▶ ASSIGNMENT
Retype, without any change, the first line of the records and every line after it through the one containing "Caveats: the PAW".

▶ PROVIDED MATERIAL
==========

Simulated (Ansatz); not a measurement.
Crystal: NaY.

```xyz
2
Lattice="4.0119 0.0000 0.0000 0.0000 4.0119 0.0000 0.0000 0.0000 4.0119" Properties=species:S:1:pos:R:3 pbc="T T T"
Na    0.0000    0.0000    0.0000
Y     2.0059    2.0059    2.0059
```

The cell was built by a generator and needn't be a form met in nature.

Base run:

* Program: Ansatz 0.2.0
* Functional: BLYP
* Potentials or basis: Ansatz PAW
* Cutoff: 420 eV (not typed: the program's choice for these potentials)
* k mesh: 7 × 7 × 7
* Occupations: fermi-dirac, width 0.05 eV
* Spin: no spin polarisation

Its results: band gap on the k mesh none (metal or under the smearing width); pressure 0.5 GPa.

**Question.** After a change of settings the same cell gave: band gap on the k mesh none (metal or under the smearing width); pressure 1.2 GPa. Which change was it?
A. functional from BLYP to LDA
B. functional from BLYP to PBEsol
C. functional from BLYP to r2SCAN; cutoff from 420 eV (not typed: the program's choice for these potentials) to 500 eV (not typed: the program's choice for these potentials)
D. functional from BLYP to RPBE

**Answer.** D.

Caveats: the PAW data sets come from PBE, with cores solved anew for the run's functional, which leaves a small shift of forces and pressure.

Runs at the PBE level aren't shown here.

==========

▶ RESULT
Simulated (Ansatz); not a measurement.
Crystal: NaY.

```xyz
2
Lattice="4.0119 0.0000 0.0000 0.0000 4.0119 0.0000 0.0000 0.0000 4.0119" Properties=species:S:1:pos:R:3 pbc="T T T"
Na    0.0000    0.0000    0.0000
Y     2.0059    2.0059    2.0059
```

The cell was built by a generator and needn't be a form met in nature.

Base run:

* Program: Ansatz 0.2.0
* Functional: BLYP
* Potentials or basis: Ansatz PAW
* Cutoff: 420 eV (not typed: the program's choice for these potentials)
* k mesh: 7 × 7 × 7
* Occupations: fermi-dirac, width 0.05 eV
* Spin: no spin polarisation

Its results: band gap on the k mesh none (metal or under the smearing width); pressure 0.5 GPa.

**Question.** After a change of settings the same cell gave: band gap on the k mesh none (metal or under the smearing width); pressure 1.2 GPa. Which change was it?
A. functional from BLYP to LDA
B. functional from BLYP to PBEsol
C. functional from BLYP to r2SCAN; cutoff from 420 eV (not typed: the program's choice for these potentials) to 500 eV (not typed: the program's choice for these potentials)
D. functional from BLYP to RPBE

**Answer.** D.

Caveats: the PAW data sets come from PBE, with cores solved anew for the run's functional, which leaves a small shift of forces and pressure.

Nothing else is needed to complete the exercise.